==============================

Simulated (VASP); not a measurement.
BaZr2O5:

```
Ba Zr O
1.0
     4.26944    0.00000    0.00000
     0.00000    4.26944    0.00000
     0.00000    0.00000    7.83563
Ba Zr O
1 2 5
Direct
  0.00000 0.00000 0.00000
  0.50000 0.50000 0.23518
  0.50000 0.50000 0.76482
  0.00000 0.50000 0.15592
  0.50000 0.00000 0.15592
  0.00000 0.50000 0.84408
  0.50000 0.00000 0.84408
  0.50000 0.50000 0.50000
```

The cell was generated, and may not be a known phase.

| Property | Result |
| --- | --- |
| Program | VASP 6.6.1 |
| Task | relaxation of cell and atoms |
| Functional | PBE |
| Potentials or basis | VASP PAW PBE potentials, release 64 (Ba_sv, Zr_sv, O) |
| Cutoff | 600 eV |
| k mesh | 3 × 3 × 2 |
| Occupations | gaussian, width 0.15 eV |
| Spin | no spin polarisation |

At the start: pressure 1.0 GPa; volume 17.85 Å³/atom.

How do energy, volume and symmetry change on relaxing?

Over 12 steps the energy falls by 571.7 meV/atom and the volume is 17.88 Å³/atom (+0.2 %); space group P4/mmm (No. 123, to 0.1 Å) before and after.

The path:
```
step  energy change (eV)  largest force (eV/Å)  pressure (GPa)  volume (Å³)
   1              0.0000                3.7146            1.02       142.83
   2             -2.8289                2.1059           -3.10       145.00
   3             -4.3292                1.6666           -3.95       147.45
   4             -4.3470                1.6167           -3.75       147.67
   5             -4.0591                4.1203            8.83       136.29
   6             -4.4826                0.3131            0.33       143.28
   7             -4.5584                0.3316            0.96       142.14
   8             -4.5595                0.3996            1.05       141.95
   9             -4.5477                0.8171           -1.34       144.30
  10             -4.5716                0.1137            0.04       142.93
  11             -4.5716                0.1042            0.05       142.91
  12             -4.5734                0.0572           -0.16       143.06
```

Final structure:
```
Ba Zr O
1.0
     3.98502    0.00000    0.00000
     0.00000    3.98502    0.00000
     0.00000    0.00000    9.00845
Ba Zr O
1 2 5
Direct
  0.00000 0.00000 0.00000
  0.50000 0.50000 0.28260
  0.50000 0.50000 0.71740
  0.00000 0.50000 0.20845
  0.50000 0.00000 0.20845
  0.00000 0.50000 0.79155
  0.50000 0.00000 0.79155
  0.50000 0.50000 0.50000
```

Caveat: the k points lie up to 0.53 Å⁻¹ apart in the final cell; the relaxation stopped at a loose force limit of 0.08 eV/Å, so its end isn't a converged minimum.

==============================

= ASSIGNMENT =
Up to and including the line that contains "VASP 6.6.1 |", output the records above exactly, beginning with their first line.

= WRITTEN RESPONSE =
Simulated (VASP); not a measurement.
BaZr2O5:

```
Ba Zr O
1.0
     4.26944    0.00000    0.00000
     0.00000    4.26944    0.00000
     0.00000    0.00000    7.83563
Ba Zr O
1 2 5
Direct
  0.00000 0.00000 0.00000
  0.50000 0.50000 0.23518
  0.50000 0.50000 0.76482
  0.00000 0.50000 0.15592
  0.50000 0.00000 0.15592
  0.00000 0.50000 0.84408
  0.50000 0.00000 0.84408
  0.50000 0.50000 0.50000
```

The cell was generated, and may not be a known phase.

| Property | Result |
| --- | --- |
| Program | VASP 6.6.1 |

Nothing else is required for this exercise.